════════
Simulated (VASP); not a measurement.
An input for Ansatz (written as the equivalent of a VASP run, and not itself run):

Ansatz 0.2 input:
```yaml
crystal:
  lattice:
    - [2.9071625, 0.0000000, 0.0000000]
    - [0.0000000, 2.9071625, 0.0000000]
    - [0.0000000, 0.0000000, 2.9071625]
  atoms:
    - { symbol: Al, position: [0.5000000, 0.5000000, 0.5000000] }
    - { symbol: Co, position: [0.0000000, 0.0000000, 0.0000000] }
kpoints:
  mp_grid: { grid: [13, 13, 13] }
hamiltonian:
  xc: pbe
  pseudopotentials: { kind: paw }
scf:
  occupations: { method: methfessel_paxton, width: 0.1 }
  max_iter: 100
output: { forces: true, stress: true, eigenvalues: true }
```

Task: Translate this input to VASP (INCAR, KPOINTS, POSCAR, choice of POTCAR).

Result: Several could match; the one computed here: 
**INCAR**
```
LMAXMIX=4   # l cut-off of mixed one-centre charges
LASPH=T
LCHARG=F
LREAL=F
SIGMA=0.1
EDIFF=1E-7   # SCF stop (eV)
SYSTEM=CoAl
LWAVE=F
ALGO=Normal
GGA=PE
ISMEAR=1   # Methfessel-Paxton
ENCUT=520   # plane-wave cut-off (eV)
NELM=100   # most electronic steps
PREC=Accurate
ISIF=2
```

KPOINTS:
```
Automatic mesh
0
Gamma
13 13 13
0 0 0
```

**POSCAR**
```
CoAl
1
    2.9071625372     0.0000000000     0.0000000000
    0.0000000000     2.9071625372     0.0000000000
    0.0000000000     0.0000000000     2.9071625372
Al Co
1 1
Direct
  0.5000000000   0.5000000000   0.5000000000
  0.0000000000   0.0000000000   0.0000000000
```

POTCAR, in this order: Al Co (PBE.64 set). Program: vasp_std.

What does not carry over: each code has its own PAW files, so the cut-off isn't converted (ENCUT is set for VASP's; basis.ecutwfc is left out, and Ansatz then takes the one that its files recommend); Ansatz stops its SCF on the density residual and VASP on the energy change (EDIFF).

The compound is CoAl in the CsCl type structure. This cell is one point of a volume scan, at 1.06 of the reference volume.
════════

**Work instruction:**
Copy out word for word each line of the listing, from the very first line down to the line containing "Task: Translate this", and stop after that line.

**Written response:**
Simulated (VASP); not a measurement.
An input for Ansatz (written as the equivalent of a VASP run, and not itself run):

Ansatz 0.2 input:
```yaml
crystal:
  lattice:
    - [2.9071625, 0.0000000, 0.0000000]
    - [0.0000000, 2.9071625, 0.0000000]
    - [0.0000000, 0.0000000, 2.9071625]
  atoms:
    - { symbol: Al, position: [0.5000000, 0.5000000, 0.5000000] }
    - { symbol: Co, position: [0.0000000, 0.0000000, 0.0000000] }
kpoints:
  mp_grid: { grid: [13, 13, 13] }
hamiltonian:
  xc: pbe
  pseudopotentials: { kind: paw }
scf:
  occupations: { method: methfessel_paxton, width: 0.1 }
  max_iter: 100
output: { forces: true, stress: true, eigenvalues: true }
```

Task: Translate this input to VASP (INCAR, KPOINTS, POSCAR, choice of POTCAR).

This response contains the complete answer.